*WORK ITEM:*
Beginning with the first entry, set down each one exactly as shown.

====== PROVIDED MATERIAL

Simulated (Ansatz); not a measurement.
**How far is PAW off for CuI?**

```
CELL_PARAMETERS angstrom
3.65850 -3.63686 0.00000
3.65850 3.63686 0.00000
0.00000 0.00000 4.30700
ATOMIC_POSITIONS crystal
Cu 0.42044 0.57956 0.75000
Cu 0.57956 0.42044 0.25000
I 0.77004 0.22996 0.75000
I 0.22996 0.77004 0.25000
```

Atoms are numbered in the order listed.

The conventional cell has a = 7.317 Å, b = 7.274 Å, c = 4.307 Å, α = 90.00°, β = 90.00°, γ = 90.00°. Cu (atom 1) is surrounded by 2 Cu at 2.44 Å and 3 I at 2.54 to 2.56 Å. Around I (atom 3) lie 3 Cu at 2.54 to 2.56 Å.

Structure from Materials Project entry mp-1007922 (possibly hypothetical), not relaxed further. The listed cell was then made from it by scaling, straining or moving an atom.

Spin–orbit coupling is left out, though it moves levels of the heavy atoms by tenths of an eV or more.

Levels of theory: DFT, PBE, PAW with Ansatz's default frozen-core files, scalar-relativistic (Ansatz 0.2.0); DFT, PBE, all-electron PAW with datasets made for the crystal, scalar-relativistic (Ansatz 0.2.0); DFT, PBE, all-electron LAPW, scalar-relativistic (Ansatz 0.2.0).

============

*PROBLEM SOLUTION:*
Simulated (Ansatz); not a measurement.
**How far is PAW off for CuI?**

```
CELL_PARAMETERS angstrom
3.65850 -3.63686 0.00000
3.65850 3.63686 0.00000
0.00000 0.00000 4.30700
ATOMIC_POSITIONS crystal
Cu 0.42044 0.57956 0.75000
Cu 0.57956 0.42044 0.25000
I 0.77004 0.22996 0.75000
I 0.22996 0.77004 0.25000
```

Atoms are numbered in the order listed.

The conventional cell has a = 7.317 Å, b = 7.274 Å, c = 4.307 Å, α = 90.00°, β = 90.00°, γ = 90.00°. Cu (atom 1) is surrounded by 2 Cu at 2.44 Å and 3 I at 2.54 to 2.56 Å. Around I (atom 3) lie 3 Cu at 2.54 to 2.56 Å.

Structure from Materials Project entry mp-1007922 (possibly hypothetical), not relaxed further. The listed cell was then made from it by scaling, straining or moving an atom.

Spin–orbit coupling is left out, though it moves levels of the heavy atoms by tenths of an eV or more.

Levels of theory: DFT, PBE, PAW with Ansatz's default frozen-core files, scalar-relativistic (Ansatz 0.2.0); DFT, PBE, all-electron PAW with datasets made for the crystal, scalar-relativistic (Ansatz 0.2.0); DFT, PBE, all-electron LAPW, scalar-relativistic (Ansatz 0.2.0).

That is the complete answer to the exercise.